REQUIREMENT: Could you print the full listing again, exactly as written?

DATASET CONTENT:
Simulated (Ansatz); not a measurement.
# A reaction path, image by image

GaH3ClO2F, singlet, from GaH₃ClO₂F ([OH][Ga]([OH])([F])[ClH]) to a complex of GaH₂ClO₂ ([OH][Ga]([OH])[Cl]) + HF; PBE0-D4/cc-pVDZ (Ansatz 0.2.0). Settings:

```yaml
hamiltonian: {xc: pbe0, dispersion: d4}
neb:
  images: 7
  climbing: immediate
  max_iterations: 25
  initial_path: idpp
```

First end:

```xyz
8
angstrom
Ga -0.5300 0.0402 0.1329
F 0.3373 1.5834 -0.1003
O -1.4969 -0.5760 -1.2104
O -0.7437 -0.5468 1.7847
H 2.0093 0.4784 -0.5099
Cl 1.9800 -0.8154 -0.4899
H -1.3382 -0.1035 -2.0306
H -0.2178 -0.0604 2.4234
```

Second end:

REPLY:
Simulated (Ansatz); not a measurement.
# A reaction path, image by image

GaH3ClO2F, singlet, from GaH₃ClO₂F ([OH][Ga]([OH])([F])[ClH]) to a complex of GaH₂ClO₂ ([OH][Ga]([OH])[Cl]) + HF; PBE0-D4/cc-pVDZ (Ansatz 0.2.0). Settings:

```yaml
hamiltonian: {xc: pbe0, dispersion: d4}
neb:
  images: 7
  climbing: immediate
  max_iterations: 25
  initial_path: idpp
```

First end:

```xyz
8
angstrom
Ga -0.5300 0.0402 0.1329
F 0.3373 1.5834 -0.1003
O -1.4969 -0.5760 -1.2104
O -0.7437 -0.5468 1.7847
H 2.0093 0.4784 -0.5099
Cl 1.9800 -0.8154 -0.4899
H -1.3382 -0.1035 -2.0306
H -0.2178 -0.0604 2.4234
```

Second end:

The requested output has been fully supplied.